| Requirement |
Retype every entry precisely and keep each line whole.

++++++++

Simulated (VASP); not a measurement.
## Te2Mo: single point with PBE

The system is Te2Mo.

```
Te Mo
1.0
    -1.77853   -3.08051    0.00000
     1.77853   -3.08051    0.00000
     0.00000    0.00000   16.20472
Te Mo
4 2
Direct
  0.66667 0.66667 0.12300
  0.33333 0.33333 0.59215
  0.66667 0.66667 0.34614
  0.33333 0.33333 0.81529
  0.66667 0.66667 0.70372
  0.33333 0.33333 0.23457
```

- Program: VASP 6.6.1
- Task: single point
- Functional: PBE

++++++++

| Response area |
Simulated (VASP); not a measurement.
## Te2Mo: single point with PBE

The system is Te2Mo.

```
Te Mo
1.0
    -1.77853   -3.08051    0.00000
     1.77853   -3.08051    0.00000
     0.00000    0.00000   16.20472
Te Mo
4 2
Direct
  0.66667 0.66667 0.12300
  0.33333 0.33333 0.59215
  0.66667 0.66667 0.34614
  0.33333 0.33333 0.81529
  0.66667 0.66667 0.70372
  0.33333 0.33333 0.23457
```

- Program: VASP 6.6.1
- Task: single point
- Functional: PBE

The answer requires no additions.